------------
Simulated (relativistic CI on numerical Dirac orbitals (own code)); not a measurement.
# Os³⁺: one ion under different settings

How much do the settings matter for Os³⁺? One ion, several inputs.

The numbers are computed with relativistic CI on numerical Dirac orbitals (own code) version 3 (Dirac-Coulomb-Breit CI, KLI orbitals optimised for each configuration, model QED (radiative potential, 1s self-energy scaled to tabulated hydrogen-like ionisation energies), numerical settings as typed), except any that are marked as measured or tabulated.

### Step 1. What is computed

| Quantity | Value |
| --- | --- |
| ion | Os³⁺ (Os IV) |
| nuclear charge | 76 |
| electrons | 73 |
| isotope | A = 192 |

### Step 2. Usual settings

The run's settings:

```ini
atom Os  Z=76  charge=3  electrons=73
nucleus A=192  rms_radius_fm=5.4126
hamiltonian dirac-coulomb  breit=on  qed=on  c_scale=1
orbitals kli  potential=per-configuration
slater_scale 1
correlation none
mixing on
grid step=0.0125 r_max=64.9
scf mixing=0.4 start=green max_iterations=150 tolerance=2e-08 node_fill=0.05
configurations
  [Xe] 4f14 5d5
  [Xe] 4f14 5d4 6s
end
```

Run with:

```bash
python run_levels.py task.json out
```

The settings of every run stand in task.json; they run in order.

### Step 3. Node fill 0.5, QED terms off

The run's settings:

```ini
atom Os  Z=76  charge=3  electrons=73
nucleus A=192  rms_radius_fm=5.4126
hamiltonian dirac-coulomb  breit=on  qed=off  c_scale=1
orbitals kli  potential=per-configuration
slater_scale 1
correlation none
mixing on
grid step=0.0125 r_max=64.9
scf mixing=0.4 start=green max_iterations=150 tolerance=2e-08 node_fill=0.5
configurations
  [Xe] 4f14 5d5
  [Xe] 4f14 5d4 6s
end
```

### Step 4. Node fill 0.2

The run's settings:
------------

*EXERCISE*.
Word for word, set down the lines from the beginning of the records through the line that holds "The numbers are". Leave out the rest.

*WRITTEN RESPONSE*.
Simulated (relativistic CI on numerical Dirac orbitals (own code)); not a measurement.
# Os³⁺: one ion under different settings

How much do the settings matter for Os³⁺? One ion, several inputs.

The numbers are computed with relativistic CI on numerical Dirac orbitals (own code) version 3 (Dirac-Coulomb-Breit CI, KLI orbitals optimised for each configuration, model QED (radiative potential, 1s self-energy scaled to tabulated hydrogen-like ionisation energies), numerical settings as typed), except any that are marked as measured or tabulated.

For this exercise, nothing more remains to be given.